- _ASSIGNMENT_: Would you print the material exactly, starting at its first line and ending at the line holding "(1) For I = 9/2"?

- _DATA EXTRACT_:
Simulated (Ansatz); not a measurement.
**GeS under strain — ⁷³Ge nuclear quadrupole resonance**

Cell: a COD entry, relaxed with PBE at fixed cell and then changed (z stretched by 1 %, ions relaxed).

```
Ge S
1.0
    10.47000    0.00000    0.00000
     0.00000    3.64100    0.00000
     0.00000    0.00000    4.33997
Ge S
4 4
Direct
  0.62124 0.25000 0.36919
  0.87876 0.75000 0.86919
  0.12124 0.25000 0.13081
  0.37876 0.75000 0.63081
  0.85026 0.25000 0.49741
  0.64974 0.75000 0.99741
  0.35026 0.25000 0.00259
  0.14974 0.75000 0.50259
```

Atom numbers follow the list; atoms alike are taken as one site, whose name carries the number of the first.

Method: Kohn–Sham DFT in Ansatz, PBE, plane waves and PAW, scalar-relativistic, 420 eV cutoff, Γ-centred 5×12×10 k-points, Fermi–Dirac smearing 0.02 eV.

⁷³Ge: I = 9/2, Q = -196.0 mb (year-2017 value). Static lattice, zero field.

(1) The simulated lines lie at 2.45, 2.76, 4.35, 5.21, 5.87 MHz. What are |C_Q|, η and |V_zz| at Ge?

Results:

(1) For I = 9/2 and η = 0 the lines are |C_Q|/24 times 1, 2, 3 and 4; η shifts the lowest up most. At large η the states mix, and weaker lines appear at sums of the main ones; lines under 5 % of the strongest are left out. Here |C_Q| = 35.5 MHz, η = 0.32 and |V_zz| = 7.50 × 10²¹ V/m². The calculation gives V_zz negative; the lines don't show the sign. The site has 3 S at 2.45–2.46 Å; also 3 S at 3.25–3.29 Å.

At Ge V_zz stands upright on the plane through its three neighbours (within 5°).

- _REPLY_:
Simulated (Ansatz); not a measurement.
**GeS under strain — ⁷³Ge nuclear quadrupole resonance**

Cell: a COD entry, relaxed with PBE at fixed cell and then changed (z stretched by 1 %, ions relaxed).

```
Ge S
1.0
    10.47000    0.00000    0.00000
     0.00000    3.64100    0.00000
     0.00000    0.00000    4.33997
Ge S
4 4
Direct
  0.62124 0.25000 0.36919
  0.87876 0.75000 0.86919
  0.12124 0.25000 0.13081
  0.37876 0.75000 0.63081
  0.85026 0.25000 0.49741
  0.64974 0.75000 0.99741
  0.35026 0.25000 0.00259
  0.14974 0.75000 0.50259
```

Atom numbers follow the list; atoms alike are taken as one site, whose name carries the number of the first.

Method: Kohn–Sham DFT in Ansatz, PBE, plane waves and PAW, scalar-relativistic, 420 eV cutoff, Γ-centred 5×12×10 k-points, Fermi–Dirac smearing 0.02 eV.

⁷³Ge: I = 9/2, Q = -196.0 mb (year-2017 value). Static lattice, zero field.

(1) The simulated lines lie at 2.45, 2.76, 4.35, 5.21, 5.87 MHz. What are |C_Q|, η and |V_zz| at Ge?

Results:

(1) For I = 9/2 and η = 0 the lines are |C_Q|/24 times 1, 2, 3 and 4; η shifts the lowest up most. At large η the states mix, and weaker lines appear at sums of the main ones; lines under 5 % of the strongest are left out. Here |C_Q| = 35.5 MHz, η = 0.32 and |V_zz| = 7.50 × 10²¹ V/m². The calculation gives V_zz negative; the lines don't show the sign. The site has 3 S at 2.45–2.46 Å; also 3 S at 3.25–3.29 Å.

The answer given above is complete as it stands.